=== Listed entries ===

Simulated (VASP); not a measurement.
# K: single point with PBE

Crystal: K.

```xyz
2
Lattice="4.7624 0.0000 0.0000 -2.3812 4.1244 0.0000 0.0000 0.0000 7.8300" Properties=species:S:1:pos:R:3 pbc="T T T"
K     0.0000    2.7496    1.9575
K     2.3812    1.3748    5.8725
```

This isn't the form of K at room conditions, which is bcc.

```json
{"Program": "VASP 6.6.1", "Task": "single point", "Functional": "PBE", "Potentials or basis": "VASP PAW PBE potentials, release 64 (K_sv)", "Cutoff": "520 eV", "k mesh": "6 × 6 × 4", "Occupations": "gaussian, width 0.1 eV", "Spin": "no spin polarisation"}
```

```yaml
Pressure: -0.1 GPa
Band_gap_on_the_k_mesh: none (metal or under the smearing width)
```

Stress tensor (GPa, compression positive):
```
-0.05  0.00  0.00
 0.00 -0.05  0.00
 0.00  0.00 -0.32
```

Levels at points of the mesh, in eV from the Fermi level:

===

(Assigned task): Write out the whole listing verbatim.

(Expected answer):
Simulated (VASP); not a measurement.
# K: single point with PBE

Crystal: K.

```xyz
2
Lattice="4.7624 0.0000 0.0000 -2.3812 4.1244 0.0000 0.0000 0.0000 7.8300" Properties=species:S:1:pos:R:3 pbc="T T T"
K     0.0000    2.7496    1.9575
K     2.3812    1.3748    5.8725
```

This isn't the form of K at room conditions, which is bcc.

```json
{"Program": "VASP 6.6.1", "Task": "single point", "Functional": "PBE", "Potentials or basis": "VASP PAW PBE potentials, release 64 (K_sv)", "Cutoff": "520 eV", "k mesh": "6 × 6 × 4", "Occupations": "gaussian, width 0.1 eV", "Spin": "no spin polarisation"}
```

```yaml
Pressure: -0.1 GPa
Band_gap_on_the_k_mesh: none (metal or under the smearing width)
```

Stress tensor (GPa, compression positive):
```
-0.05  0.00  0.00
 0.00 -0.05  0.00
 0.00  0.00 -0.32
```

Levels at points of the mesh, in eV from the Fermi level:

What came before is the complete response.